Transcribe the records word for word, beginning with the first line and ending with the line that contains "Q: How long"; include nothing else.

(Recorded data Opens)

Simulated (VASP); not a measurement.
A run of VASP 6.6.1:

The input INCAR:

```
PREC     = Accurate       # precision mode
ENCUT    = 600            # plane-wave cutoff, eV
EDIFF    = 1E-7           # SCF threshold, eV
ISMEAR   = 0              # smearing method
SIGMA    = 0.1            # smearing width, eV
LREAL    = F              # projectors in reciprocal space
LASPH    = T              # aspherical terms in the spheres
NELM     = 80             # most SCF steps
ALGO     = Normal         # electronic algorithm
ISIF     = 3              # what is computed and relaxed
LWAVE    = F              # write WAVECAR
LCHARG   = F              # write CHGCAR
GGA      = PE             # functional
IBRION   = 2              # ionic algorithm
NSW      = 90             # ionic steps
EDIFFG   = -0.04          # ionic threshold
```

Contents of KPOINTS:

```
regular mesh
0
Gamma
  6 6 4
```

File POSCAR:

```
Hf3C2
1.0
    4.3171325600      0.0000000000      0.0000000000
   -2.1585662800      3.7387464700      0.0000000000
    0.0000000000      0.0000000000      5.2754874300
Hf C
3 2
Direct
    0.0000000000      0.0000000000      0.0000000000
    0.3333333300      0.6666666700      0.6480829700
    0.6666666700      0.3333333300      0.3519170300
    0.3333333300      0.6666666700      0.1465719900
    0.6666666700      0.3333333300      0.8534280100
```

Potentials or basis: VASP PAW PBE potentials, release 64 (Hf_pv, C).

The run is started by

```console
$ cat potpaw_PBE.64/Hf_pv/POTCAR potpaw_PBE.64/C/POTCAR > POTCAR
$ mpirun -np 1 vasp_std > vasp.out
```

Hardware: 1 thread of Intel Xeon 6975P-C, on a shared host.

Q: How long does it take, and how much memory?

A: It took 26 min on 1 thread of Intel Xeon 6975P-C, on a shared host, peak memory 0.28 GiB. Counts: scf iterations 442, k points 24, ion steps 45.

(Recorded data Closes)

__Exercise response__.
Simulated (VASP); not a measurement.
A run of VASP 6.6.1:

The input INCAR:

```
PREC     = Accurate       # precision mode
ENCUT    = 600            # plane-wave cutoff, eV
EDIFF    = 1E-7           # SCF threshold, eV
ISMEAR   = 0              # smearing method
SIGMA    = 0.1            # smearing width, eV
LREAL    = F              # projectors in reciprocal space
LASPH    = T              # aspherical terms in the spheres
NELM     = 80             # most SCF steps
ALGO     = Normal         # electronic algorithm
ISIF     = 3              # what is computed and relaxed
LWAVE    = F              # write WAVECAR
LCHARG   = F              # write CHGCAR
GGA      = PE             # functional
IBRION   = 2              # ionic algorithm
NSW      = 90             # ionic steps
EDIFFG   = -0.04          # ionic threshold
```

Contents of KPOINTS:

```
regular mesh
0
Gamma
  6 6 4
```

File POSCAR:

```
Hf3C2
1.0
    4.3171325600      0.0000000000      0.0000000000
   -2.1585662800      3.7387464700      0.0000000000
    0.0000000000      0.0000000000      5.2754874300
Hf C
3 2
Direct
    0.0000000000      0.0000000000      0.0000000000
    0.3333333300      0.6666666700      0.6480829700
    0.6666666700      0.3333333300      0.3519170300
    0.3333333300      0.6666666700      0.1465719900
    0.6666666700      0.3333333300      0.8534280100
```

Potentials or basis: VASP PAW PBE potentials, release 64 (Hf_pv, C).

The run is started by

```console
$ cat potpaw_PBE.64/Hf_pv/POTCAR potpaw_PBE.64/C/POTCAR > POTCAR
$ mpirun -np 1 vasp_std > vasp.out
```

Hardware: 1 thread of Intel Xeon 6975P-C, on a shared host.

Q: How long does it take, and how much memory?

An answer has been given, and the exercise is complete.